- _Activity_
Return every line of the listing below, unchanged, from its first line to the line holding "## Integrated noise against bandwidth", that line included.

^^^^^^^^

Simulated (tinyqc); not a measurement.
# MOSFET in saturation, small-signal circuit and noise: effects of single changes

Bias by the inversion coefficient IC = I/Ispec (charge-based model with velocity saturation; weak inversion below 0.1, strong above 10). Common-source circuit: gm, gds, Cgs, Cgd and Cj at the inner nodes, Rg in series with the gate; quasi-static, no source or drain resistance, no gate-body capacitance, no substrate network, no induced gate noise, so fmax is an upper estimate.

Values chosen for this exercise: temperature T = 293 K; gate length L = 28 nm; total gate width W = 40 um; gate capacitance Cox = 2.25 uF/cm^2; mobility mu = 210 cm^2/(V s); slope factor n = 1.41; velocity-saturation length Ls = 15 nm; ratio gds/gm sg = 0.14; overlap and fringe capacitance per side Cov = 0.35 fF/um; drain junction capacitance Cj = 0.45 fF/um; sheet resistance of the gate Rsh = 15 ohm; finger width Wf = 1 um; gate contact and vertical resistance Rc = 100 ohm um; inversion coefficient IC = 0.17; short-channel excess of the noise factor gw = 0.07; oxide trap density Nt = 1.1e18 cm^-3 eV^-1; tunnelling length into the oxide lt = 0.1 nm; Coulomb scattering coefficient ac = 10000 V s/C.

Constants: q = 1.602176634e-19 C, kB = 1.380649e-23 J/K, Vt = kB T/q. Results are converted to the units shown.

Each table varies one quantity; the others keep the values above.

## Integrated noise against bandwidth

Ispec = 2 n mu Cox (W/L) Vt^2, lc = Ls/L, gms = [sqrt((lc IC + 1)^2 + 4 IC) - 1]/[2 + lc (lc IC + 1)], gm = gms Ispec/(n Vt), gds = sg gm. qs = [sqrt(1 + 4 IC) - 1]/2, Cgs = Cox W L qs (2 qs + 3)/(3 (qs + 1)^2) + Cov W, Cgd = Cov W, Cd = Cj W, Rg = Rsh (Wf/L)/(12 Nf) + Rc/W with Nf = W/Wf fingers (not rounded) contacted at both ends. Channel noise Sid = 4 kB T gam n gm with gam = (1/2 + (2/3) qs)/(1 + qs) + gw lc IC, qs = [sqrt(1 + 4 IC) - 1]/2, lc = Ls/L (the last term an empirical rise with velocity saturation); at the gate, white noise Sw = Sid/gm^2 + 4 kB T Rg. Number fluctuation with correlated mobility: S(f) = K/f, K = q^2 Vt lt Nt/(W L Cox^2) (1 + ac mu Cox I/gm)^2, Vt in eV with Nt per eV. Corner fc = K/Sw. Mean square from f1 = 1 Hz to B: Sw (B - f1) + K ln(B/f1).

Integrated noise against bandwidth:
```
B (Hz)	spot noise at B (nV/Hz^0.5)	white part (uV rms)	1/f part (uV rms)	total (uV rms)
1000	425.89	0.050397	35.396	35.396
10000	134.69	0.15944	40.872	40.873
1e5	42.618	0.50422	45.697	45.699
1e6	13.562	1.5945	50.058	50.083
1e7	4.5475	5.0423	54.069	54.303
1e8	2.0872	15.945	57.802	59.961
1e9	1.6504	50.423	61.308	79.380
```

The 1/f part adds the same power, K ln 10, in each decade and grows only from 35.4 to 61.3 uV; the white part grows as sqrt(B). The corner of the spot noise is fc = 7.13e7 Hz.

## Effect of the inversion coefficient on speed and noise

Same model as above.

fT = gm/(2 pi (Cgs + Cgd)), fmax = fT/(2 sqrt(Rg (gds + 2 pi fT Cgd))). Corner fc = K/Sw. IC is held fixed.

^^^^^^^^

- _Answer box_
Simulated (tinyqc); not a measurement.
# MOSFET in saturation, small-signal circuit and noise: effects of single changes

Bias by the inversion coefficient IC = I/Ispec (charge-based model with velocity saturation; weak inversion below 0.1, strong above 10). Common-source circuit: gm, gds, Cgs, Cgd and Cj at the inner nodes, Rg in series with the gate; quasi-static, no source or drain resistance, no gate-body capacitance, no substrate network, no induced gate noise, so fmax is an upper estimate.

Values chosen for this exercise: temperature T = 293 K; gate length L = 28 nm; total gate width W = 40 um; gate capacitance Cox = 2.25 uF/cm^2; mobility mu = 210 cm^2/(V s); slope factor n = 1.41; velocity-saturation length Ls = 15 nm; ratio gds/gm sg = 0.14; overlap and fringe capacitance per side Cov = 0.35 fF/um; drain junction capacitance Cj = 0.45 fF/um; sheet resistance of the gate Rsh = 15 ohm; finger width Wf = 1 um; gate contact and vertical resistance Rc = 100 ohm um; inversion coefficient IC = 0.17; short-channel excess of the noise factor gw = 0.07; oxide trap density Nt = 1.1e18 cm^-3 eV^-1; tunnelling length into the oxide lt = 0.1 nm; Coulomb scattering coefficient ac = 10000 V s/C.

Constants: q = 1.602176634e-19 C, kB = 1.380649e-23 J/K, Vt = kB T/q. Results are converted to the units shown.

Each table varies one quantity; the others keep the values above.

## Integrated noise against bandwidth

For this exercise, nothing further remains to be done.